▶ [Provided records]:
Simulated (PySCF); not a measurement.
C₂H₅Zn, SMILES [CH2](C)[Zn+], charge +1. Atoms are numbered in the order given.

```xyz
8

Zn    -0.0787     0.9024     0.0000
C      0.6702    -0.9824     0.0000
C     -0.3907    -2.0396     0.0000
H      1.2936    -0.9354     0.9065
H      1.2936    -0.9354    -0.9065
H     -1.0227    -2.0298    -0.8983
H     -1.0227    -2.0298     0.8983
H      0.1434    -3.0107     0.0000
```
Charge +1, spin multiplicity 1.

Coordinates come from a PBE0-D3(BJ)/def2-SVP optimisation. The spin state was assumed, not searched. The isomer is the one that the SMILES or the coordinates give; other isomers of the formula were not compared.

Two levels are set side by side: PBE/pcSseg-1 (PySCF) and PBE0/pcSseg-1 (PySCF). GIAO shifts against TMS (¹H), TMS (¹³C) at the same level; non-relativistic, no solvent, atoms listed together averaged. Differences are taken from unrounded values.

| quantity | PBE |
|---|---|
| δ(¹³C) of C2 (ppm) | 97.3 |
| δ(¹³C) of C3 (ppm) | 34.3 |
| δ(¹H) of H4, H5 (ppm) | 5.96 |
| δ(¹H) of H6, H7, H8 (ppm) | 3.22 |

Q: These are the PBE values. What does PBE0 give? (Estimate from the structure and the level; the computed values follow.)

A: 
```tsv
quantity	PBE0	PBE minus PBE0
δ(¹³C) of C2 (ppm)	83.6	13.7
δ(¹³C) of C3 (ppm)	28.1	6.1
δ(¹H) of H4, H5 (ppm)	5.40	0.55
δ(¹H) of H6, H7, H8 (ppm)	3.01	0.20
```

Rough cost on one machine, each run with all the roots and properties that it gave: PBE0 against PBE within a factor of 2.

▶ [Work item]:
Begin at the first line of the material above. Transcribe each line exactly, ending with the line that contains "Coordinates come from".

▶ [Task answer]:
Simulated (PySCF); not a measurement.
C₂H₅Zn, SMILES [CH2](C)[Zn+], charge +1. Atoms are numbered in the order given.

```xyz
8

Zn    -0.0787     0.9024     0.0000
C      0.6702    -0.9824     0.0000
C     -0.3907    -2.0396     0.0000
H      1.2936    -0.9354     0.9065
H      1.2936    -0.9354    -0.9065
H     -1.0227    -2.0298    -0.8983
H     -1.0227    -2.0298     0.8983
H      0.1434    -3.0107     0.0000
```
Charge +1, spin multiplicity 1.

Coordinates come from a PBE0-D3(BJ)/def2-SVP optimisation. The spin state was assumed, not searched. The isomer is the one that the SMILES or the coordinates give; other isomers of the formula were not compared.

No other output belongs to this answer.